# [WORK ORDER]
Below is a block of records; please copy all of them exactly.

# [RECORDED DATA]
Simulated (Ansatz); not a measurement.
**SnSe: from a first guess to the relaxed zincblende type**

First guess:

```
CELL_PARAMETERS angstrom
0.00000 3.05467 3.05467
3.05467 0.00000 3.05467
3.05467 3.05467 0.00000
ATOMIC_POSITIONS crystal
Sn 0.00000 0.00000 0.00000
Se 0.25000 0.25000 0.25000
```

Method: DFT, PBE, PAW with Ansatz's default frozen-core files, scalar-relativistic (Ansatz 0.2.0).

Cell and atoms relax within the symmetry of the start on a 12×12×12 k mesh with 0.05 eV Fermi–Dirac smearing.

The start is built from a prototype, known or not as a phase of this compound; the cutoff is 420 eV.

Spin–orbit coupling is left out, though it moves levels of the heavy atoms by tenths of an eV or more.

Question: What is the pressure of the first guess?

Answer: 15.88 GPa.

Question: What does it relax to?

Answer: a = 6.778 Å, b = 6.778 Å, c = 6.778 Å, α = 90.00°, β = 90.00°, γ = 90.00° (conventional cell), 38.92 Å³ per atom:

# [EXPECTED ANSWER]
Simulated (Ansatz); not a measurement.
**SnSe: from a first guess to the relaxed zincblende type**

First guess:

```
CELL_PARAMETERS angstrom
0.00000 3.05467 3.05467
3.05467 0.00000 3.05467
3.05467 3.05467 0.00000
ATOMIC_POSITIONS crystal
Sn 0.00000 0.00000 0.00000
Se 0.25000 0.25000 0.25000
```

Method: DFT, PBE, PAW with Ansatz's default frozen-core files, scalar-relativistic (Ansatz 0.2.0).

Cell and atoms relax within the symmetry of the start on a 12×12×12 k mesh with 0.05 eV Fermi–Dirac smearing.

The start is built from a prototype, known or not as a phase of this compound; the cutoff is 420 eV.

Spin–orbit coupling is left out, though it moves levels of the heavy atoms by tenths of an eV or more.

Question: What is the pressure of the first guess?

Answer: 15.88 GPa.

Question: What does it relax to?

Answer: a = 6.778 Å, b = 6.778 Å, c = 6.778 Å, α = 90.00°, β = 90.00°, γ = 90.00° (conventional cell), 38.92 Å³ per atom:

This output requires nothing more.